▶ RECORDED DATA:
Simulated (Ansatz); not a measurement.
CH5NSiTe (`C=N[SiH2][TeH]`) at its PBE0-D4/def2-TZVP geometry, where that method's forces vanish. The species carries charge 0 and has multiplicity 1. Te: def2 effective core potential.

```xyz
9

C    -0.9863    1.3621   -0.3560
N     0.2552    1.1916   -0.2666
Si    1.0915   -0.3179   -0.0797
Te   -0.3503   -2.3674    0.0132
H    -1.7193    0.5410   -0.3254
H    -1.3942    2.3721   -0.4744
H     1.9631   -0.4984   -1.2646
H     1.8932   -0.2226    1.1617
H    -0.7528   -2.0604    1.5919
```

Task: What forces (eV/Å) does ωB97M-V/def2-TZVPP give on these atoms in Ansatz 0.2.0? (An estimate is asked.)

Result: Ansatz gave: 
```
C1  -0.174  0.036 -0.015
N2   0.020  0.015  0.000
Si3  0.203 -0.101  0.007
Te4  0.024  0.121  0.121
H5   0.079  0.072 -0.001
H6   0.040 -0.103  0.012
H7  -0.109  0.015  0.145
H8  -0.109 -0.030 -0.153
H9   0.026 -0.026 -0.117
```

▶ REQUIRED ACTION:
Each line of the data must come back exactly as written.

▶ RESPONSE BOX:
Simulated (Ansatz); not a measurement.
CH5NSiTe (`C=N[SiH2][TeH]`) at its PBE0-D4/def2-TZVP geometry, where that method's forces vanish. The species carries charge 0 and has multiplicity 1. Te: def2 effective core potential.

```xyz
9

C    -0.9863    1.3621   -0.3560
N     0.2552    1.1916   -0.2666
Si    1.0915   -0.3179   -0.0797
Te   -0.3503   -2.3674    0.0132
H    -1.7193    0.5410   -0.3254
H    -1.3942    2.3721   -0.4744
H     1.9631   -0.4984   -1.2646
H     1.8932   -0.2226    1.1617
H    -0.7528   -2.0604    1.5919
```

Task: What forces (eV/Å) does ωB97M-V/def2-TZVPP give on these atoms in Ansatz 0.2.0? (An estimate is asked.)

Result: Ansatz gave: 
```
C1  -0.174  0.036 -0.015
N2   0.020  0.015  0.000
Si3  0.203 -0.101  0.007
Te4  0.024  0.121  0.121
H5   0.079  0.072 -0.001
H6   0.040 -0.103  0.012
H7  -0.109  0.015  0.145
H8  -0.109 -0.030 -0.153
H9   0.026 -0.026 -0.117
```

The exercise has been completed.